* Source information:
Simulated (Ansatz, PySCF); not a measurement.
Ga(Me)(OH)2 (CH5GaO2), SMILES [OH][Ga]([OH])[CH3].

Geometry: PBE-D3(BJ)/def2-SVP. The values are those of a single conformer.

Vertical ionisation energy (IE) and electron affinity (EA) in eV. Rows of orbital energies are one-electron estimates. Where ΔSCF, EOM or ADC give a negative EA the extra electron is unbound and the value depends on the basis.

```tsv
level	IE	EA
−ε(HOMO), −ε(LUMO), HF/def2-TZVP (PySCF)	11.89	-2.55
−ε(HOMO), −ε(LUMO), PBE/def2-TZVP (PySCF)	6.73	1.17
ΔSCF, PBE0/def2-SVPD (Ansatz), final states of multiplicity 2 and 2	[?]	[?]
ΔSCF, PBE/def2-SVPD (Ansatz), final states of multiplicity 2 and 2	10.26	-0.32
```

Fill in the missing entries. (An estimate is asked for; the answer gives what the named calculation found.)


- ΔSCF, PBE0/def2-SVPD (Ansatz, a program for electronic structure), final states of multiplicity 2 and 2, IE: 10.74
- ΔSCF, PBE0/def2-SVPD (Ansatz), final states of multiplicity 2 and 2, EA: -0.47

* Action item: Taking the lines above, repeat exactly those from the line that contains "Ga(Me)(OH)2 (CH5GaO2), SMILES" through the line that contains "Geometry: PBE-D3(BJ)/def2-SVP. The", and both of those lines as well. Include nothing else.

* Problem solution:
Ga(Me)(OH)2 (CH5GaO2), SMILES [OH][Ga]([OH])[CH3].

Geometry: PBE-D3(BJ)/def2-SVP. The values are those of a single conformer.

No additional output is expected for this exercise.